Every entry must appear in the output exactly as it does here.

★ ★ ★

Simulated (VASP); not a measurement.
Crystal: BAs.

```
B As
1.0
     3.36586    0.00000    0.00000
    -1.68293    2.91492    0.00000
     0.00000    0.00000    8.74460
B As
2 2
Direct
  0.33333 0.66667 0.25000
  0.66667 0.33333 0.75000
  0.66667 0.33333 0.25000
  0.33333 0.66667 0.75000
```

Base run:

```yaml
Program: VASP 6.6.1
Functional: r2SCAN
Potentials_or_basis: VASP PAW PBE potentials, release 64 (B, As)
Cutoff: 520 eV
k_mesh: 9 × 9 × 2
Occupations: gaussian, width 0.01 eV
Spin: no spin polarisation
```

★ ★ ★

■ **Exercise result**
Simulated (VASP); not a measurement.
Crystal: BAs.

```
B As
1.0
     3.36586    0.00000    0.00000
    -1.68293    2.91492    0.00000
     0.00000    0.00000    8.74460
B As
2 2
Direct
  0.33333 0.66667 0.25000
  0.66667 0.33333 0.75000
  0.66667 0.33333 0.25000
  0.33333 0.66667 0.75000
```

Base run:

```yaml
Program: VASP 6.6.1
Functional: r2SCAN
Potentials_or_basis: VASP PAW PBE potentials, release 64 (B, As)
Cutoff: 520 eV
k_mesh: 9 × 9 × 2
Occupations: gaussian, width 0.01 eV
Spin: no spin polarisation
```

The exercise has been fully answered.